WORK INSTRUCTION:
Extract, unchanged, each line of the listing below from its first line through the line that contains "Bonds: C1–N2, N2–Al3.", inclusive, and nothing else.

Top of DATA EXTRACT

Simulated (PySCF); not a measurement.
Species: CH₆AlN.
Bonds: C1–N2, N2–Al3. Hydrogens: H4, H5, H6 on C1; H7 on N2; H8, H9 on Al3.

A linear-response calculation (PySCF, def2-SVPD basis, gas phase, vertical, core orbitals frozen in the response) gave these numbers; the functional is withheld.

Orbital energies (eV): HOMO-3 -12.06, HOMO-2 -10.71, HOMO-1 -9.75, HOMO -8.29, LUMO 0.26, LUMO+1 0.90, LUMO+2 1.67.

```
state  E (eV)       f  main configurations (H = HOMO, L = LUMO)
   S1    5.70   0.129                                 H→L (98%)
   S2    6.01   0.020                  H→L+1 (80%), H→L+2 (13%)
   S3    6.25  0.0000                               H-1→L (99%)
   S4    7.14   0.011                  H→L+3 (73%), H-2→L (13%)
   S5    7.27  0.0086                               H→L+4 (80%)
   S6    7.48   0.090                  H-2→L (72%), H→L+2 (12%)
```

Bottom of DATA EXTRACT

RESULT:
Simulated (PySCF); not a measurement.
Species: CH₆AlN.
Bonds: C1–N2, N2–Al3. Hydrogens: H4, H5, H6 on C1; H7 on N2; H8, H9 on Al3.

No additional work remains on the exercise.